>>>

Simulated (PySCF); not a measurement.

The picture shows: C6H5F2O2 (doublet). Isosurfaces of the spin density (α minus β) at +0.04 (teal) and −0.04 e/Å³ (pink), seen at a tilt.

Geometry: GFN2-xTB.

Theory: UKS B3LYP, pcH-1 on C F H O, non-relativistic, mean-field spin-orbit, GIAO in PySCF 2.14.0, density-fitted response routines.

<<<

**Brief**
Referring to the material above, set down exactly the lines between the line with "The picture shows: C6H5F2O2" and the line with "Geometry: GFN2-xTB.", inclusive, and no other lines.

**Task output**
The picture shows: C6H5F2O2 (doublet). Isosurfaces of the spin density (α minus β) at +0.04 (teal) and −0.04 e/Å³ (pink), seen at a tilt.

Geometry: GFN2-xTB.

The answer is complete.